### Work item
Your output should be the listing itself, repeated exactly.

### Data provided
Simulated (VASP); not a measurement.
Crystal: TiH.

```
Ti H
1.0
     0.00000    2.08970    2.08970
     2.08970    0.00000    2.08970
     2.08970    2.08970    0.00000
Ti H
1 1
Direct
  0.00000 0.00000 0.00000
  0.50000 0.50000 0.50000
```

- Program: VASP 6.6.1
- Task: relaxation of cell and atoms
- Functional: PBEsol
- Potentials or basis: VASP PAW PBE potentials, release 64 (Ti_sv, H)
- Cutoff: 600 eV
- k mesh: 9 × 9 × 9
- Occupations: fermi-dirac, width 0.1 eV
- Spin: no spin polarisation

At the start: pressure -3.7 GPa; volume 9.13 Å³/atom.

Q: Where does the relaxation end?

### Answer box
Simulated (VASP); not a measurement.
Crystal: TiH.

```
Ti H
1.0
     0.00000    2.08970    2.08970
     2.08970    0.00000    2.08970
     2.08970    2.08970    0.00000
Ti H
1 1
Direct
  0.00000 0.00000 0.00000
  0.50000 0.50000 0.50000
```

- Program: VASP 6.6.1
- Task: relaxation of cell and atoms
- Functional: PBEsol
- Potentials or basis: VASP PAW PBE potentials, release 64 (Ti_sv, H)
- Cutoff: 600 eV
- k mesh: 9 × 9 × 9
- Occupations: fermi-dirac, width 0.1 eV
- Spin: no spin polarisation

At the start: pressure -3.7 GPa; volume 9.13 Å³/atom.

Q: Where does the relaxation end?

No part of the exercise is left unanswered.